_RECORDED INFORMATION_:
##############################
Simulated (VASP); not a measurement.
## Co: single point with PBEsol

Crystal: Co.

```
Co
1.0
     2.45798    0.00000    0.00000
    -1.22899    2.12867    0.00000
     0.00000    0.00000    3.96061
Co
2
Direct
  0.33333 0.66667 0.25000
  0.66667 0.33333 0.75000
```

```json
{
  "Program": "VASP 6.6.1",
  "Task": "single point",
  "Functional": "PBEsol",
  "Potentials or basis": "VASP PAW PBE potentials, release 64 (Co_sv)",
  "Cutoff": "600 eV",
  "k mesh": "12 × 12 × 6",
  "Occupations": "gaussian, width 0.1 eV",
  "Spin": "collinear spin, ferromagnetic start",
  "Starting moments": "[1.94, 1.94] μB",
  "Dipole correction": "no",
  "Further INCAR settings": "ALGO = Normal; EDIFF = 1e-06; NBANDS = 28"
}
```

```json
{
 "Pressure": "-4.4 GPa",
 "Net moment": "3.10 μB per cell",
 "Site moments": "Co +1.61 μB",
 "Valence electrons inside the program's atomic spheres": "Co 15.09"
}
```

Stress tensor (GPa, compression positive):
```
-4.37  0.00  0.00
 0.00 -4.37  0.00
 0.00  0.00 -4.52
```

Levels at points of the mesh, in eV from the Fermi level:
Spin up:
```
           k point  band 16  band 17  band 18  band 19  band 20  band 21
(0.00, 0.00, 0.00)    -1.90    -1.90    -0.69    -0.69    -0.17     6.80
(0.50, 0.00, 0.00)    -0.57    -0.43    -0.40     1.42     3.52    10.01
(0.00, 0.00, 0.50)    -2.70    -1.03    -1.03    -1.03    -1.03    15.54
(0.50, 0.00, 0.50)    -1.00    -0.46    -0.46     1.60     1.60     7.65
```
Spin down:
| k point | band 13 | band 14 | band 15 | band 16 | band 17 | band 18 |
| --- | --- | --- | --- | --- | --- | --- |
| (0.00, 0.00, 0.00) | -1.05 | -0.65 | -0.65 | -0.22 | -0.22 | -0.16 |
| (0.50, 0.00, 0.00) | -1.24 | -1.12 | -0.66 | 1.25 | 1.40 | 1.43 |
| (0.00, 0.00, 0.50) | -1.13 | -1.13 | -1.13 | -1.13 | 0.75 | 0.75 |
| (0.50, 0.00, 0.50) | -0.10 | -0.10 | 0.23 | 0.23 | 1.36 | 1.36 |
##############################

_BRIEF_: Of all the entries above, repeat only the lines from the line that has "Stress tensor (GPa, compression" to the line that has "0.75 | 0.75 |", both lines included, exactly.

_RESULT_:
Stress tensor (GPa, compression positive):
```
-4.37  0.00  0.00
 0.00 -4.37  0.00
 0.00  0.00 -4.52
```

Levels at points of the mesh, in eV from the Fermi level:
Spin up:
```
           k point  band 16  band 17  band 18  band 19  band 20  band 21
(0.00, 0.00, 0.00)    -1.90    -1.90    -0.69    -0.69    -0.17     6.80
(0.50, 0.00, 0.00)    -0.57    -0.43    -0.40     1.42     3.52    10.01
(0.00, 0.00, 0.50)    -2.70    -1.03    -1.03    -1.03    -1.03    15.54
(0.50, 0.00, 0.50)    -1.00    -0.46    -0.46     1.60     1.60     7.65
```
Spin down:
| k point | band 13 | band 14 | band 15 | band 16 | band 17 | band 18 |
| --- | --- | --- | --- | --- | --- | --- |
| (0.00, 0.00, 0.00) | -1.05 | -0.65 | -0.65 | -0.22 | -0.22 | -0.16 |
| (0.50, 0.00, 0.00) | -1.24 | -1.12 | -0.66 | 1.25 | 1.40 | 1.43 |
| (0.00, 0.00, 0.50) | -1.13 | -1.13 | -1.13 | -1.13 | 0.75 | 0.75 |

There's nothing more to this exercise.